● ● ● ● ● ● ●

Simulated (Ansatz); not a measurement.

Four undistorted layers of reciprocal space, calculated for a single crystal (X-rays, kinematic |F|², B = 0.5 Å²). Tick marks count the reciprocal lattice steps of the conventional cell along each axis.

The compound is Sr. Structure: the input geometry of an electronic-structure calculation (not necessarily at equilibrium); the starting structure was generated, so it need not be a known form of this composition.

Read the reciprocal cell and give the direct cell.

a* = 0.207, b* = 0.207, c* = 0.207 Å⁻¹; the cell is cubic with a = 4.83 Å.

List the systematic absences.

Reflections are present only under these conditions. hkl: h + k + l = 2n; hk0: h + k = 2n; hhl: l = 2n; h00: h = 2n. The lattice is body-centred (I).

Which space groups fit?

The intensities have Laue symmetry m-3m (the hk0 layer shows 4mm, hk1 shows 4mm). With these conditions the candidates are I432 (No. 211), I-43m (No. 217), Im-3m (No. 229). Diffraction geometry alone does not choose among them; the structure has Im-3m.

● ● ● ● ● ● ●

Exercise -> Repeat the listing above exactly, line for line.

Task result ->
Simulated (Ansatz); not a measurement.

Four undistorted layers of reciprocal space, calculated for a single crystal (X-rays, kinematic |F|², B = 0.5 Å²). Tick marks count the reciprocal lattice steps of the conventional cell along each axis.

The compound is Sr. Structure: the input geometry of an electronic-structure calculation (not necessarily at equilibrium); the starting structure was generated, so it need not be a known form of this composition.

Read the reciprocal cell and give the direct cell.

a* = 0.207, b* = 0.207, c* = 0.207 Å⁻¹; the cell is cubic with a = 4.83 Å.

List the systematic absences.

Reflections are present only under these conditions. hkl: h + k + l = 2n; hk0: h + k = 2n; hhl: l = 2n; h00: h = 2n. The lattice is body-centred (I).

Which space groups fit?

The intensities have Laue symmetry m-3m (the hk0 layer shows 4mm, hk1 shows 4mm). With these conditions the candidates are I432 (No. 211), I-43m (No. 217), Im-3m (No. 229). Diffraction geometry alone does not choose among them; the structure has Im-3m.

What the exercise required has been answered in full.